Work task =>
Please copy exactly the lines from the top of the data through the line containing "### 1 The cell of the first run", and nothing else.

Dataset =>
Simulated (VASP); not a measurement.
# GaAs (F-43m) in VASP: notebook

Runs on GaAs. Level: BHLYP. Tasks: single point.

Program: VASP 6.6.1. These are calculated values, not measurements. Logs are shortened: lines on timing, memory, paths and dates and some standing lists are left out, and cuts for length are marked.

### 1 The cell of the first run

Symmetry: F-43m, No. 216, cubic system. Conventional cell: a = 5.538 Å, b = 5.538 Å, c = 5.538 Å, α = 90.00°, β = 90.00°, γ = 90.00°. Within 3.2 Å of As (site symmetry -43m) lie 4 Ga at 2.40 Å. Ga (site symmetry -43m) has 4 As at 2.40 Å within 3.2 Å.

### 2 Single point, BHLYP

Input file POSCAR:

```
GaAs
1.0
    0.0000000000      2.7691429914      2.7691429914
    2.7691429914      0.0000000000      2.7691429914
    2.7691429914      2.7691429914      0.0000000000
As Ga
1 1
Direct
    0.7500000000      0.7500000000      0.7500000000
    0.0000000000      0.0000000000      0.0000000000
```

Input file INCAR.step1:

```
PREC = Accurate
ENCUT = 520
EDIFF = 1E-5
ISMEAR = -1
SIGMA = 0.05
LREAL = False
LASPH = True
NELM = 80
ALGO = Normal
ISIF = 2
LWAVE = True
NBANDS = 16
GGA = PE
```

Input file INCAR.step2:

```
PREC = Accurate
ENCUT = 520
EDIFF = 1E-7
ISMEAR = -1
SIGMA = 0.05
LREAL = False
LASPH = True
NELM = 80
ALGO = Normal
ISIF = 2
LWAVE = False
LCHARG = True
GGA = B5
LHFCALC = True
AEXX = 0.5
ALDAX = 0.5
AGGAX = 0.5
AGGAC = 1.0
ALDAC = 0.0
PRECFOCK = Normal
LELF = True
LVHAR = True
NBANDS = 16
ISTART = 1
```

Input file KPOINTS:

Exercise response =>
Simulated (VASP); not a measurement.
# GaAs (F-43m) in VASP: notebook

Runs on GaAs. Level: BHLYP. Tasks: single point.

Program: VASP 6.6.1. These are calculated values, not measurements. Logs are shortened: lines on timing, memory, paths and dates and some standing lists are left out, and cuts for length are marked.

### 1 The cell of the first run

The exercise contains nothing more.